SUPPLIED RECORDS:
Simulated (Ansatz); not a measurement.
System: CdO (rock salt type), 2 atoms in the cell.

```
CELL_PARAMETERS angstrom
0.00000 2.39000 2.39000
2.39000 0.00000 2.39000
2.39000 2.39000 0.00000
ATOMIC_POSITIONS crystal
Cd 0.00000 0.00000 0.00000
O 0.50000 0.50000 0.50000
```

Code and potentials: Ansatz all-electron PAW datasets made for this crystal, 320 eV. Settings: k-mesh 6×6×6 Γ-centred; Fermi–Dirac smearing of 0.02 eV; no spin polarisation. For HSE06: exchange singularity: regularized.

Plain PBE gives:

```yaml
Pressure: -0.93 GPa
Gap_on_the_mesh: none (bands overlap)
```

ACTION ITEM: Each line of the data should be transcribed exactly.

RESPONSE:
Simulated (Ansatz); not a measurement.
System: CdO (rock salt type), 2 atoms in the cell.

```
CELL_PARAMETERS angstrom
0.00000 2.39000 2.39000
2.39000 0.00000 2.39000
2.39000 2.39000 0.00000
ATOMIC_POSITIONS crystal
Cd 0.00000 0.00000 0.00000
O 0.50000 0.50000 0.50000
```

Code and potentials: Ansatz all-electron PAW datasets made for this crystal, 320 eV. Settings: k-mesh 6×6×6 Γ-centred; Fermi–Dirac smearing of 0.02 eV; no spin polarisation. For HSE06: exchange singularity: regularized.

Plain PBE gives:

```yaml
Pressure: -0.93 GPa
Gap_on_the_mesh: none (bands overlap)
```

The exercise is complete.